■ Activity: An answer that reproduces all the entries exactly is what is needed.

==================================================
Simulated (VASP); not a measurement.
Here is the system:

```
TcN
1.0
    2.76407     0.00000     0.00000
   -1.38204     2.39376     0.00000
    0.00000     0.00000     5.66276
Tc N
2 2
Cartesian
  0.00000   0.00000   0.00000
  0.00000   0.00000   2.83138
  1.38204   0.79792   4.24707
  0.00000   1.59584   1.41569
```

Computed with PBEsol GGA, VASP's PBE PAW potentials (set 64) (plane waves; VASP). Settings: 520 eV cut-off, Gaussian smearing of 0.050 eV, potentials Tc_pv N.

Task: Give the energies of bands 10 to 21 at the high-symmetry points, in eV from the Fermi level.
==================================================

■ Reply:
Simulated (VASP); not a measurement.
Here is the system:

```
TcN
1.0
    2.76407     0.00000     0.00000
   -1.38204     2.39376     0.00000
    0.00000     0.00000     5.66276
Tc N
2 2
Cartesian
  0.00000   0.00000   0.00000
  0.00000   0.00000   2.83138
  1.38204   0.79792   4.24707
  0.00000   1.59584   1.41569
```

Computed with PBEsol GGA, VASP's PBE PAW potentials (set 64) (plane waves; VASP). Settings: 520 eV cut-off, Gaussian smearing of 0.050 eV, potentials Tc_pv N.

Task: Give the energies of bands 10 to 21 at the high-symmetry points, in eV from the Fermi level.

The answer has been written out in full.